## BRIEF:
Word for word, restate the entries that follow.

## RECORD EXCERPTS:
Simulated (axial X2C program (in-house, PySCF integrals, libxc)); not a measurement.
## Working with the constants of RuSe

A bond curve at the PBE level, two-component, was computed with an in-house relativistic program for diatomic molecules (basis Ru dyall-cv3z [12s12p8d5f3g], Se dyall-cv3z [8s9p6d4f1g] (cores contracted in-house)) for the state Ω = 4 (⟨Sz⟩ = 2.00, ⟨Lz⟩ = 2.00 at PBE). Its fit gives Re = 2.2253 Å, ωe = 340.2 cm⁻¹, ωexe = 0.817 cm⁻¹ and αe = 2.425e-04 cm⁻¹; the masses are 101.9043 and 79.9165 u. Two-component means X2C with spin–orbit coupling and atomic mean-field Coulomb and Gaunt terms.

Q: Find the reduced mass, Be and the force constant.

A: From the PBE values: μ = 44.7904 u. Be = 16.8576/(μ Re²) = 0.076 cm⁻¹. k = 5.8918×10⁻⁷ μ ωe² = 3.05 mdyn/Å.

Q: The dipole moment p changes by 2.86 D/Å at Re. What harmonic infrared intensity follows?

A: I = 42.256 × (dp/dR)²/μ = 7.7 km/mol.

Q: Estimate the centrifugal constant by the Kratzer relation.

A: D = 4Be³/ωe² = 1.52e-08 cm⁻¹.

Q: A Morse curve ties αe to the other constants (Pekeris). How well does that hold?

## ANSWER AREA:
Simulated (axial X2C program (in-house, PySCF integrals, libxc)); not a measurement.
## Working with the constants of RuSe

A bond curve at the PBE level, two-component, was computed with an in-house relativistic program for diatomic molecules (basis Ru dyall-cv3z [12s12p8d5f3g], Se dyall-cv3z [8s9p6d4f1g] (cores contracted in-house)) for the state Ω = 4 (⟨Sz⟩ = 2.00, ⟨Lz⟩ = 2.00 at PBE). Its fit gives Re = 2.2253 Å, ωe = 340.2 cm⁻¹, ωexe = 0.817 cm⁻¹ and αe = 2.425e-04 cm⁻¹; the masses are 101.9043 and 79.9165 u. Two-component means X2C with spin–orbit coupling and atomic mean-field Coulomb and Gaunt terms.

Q: Find the reduced mass, Be and the force constant.

A: From the PBE values: μ = 44.7904 u. Be = 16.8576/(μ Re²) = 0.076 cm⁻¹. k = 5.8918×10⁻⁷ μ ωe² = 3.05 mdyn/Å.

Q: The dipole moment p changes by 2.86 D/Å at Re. What harmonic infrared intensity follows?

A: I = 42.256 × (dp/dR)²/μ = 7.7 km/mol.

Q: Estimate the centrifugal constant by the Kratzer relation.

A: D = 4Be³/ωe² = 1.52e-08 cm⁻¹.

Q: A Morse curve ties αe to the other constants (Pekeris). How well does that hold?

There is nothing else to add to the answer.